Required action: An exact copy of all the entries is what is needed here.

Data under study:
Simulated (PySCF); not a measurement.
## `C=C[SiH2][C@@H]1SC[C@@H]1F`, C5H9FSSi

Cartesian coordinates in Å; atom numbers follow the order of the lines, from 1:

Task solution:
Simulated (PySCF); not a measurement.
## `C=C[SiH2][C@@H]1SC[C@@H]1F`, C5H9FSSi

Cartesian coordinates in Å; atom numbers follow the order of the lines, from 1:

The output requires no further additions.